Everything from the top of the data below through the line with "the largest force?" should be duplicated exactly, and nothing past it.

#### Extracted entries ####
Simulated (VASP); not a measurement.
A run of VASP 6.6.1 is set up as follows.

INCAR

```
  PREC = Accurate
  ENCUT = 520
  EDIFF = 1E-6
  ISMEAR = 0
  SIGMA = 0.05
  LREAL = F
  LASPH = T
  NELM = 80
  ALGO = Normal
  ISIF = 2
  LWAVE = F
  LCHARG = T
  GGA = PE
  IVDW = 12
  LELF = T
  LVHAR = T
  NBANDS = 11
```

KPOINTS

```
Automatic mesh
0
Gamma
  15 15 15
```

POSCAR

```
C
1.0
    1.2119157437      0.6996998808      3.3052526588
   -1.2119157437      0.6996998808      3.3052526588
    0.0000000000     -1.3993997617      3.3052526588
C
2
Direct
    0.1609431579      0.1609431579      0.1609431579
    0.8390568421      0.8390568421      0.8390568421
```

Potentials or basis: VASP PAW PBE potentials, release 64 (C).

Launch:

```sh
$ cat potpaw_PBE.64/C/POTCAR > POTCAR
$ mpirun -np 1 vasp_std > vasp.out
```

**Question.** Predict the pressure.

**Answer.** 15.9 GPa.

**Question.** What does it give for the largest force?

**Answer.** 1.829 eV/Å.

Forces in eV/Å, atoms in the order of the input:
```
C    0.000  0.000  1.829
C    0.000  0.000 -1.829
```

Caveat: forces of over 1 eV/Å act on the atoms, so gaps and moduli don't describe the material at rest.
####

## Your response
Simulated (VASP); not a measurement.
A run of VASP 6.6.1 is set up as follows.

INCAR

```
  PREC = Accurate
  ENCUT = 520
  EDIFF = 1E-6
  ISMEAR = 0
  SIGMA = 0.05
  LREAL = F
  LASPH = T
  NELM = 80
  ALGO = Normal
  ISIF = 2
  LWAVE = F
  LCHARG = T
  GGA = PE
  IVDW = 12
  LELF = T
  LVHAR = T
  NBANDS = 11
```

KPOINTS

```
Automatic mesh
0
Gamma
  15 15 15
```

POSCAR

```
C
1.0
    1.2119157437      0.6996998808      3.3052526588
   -1.2119157437      0.6996998808      3.3052526588
    0.0000000000     -1.3993997617      3.3052526588
C
2
Direct
    0.1609431579      0.1609431579      0.1609431579
    0.8390568421      0.8390568421      0.8390568421
```

Potentials or basis: VASP PAW PBE potentials, release 64 (C).

Launch:

```sh
$ cat potpaw_PBE.64/C/POTCAR > POTCAR
$ mpirun -np 1 vasp_std > vasp.out
```

**Question.** Predict the pressure.

**Answer.** 15.9 GPa.

**Question.** What does it give for the largest force?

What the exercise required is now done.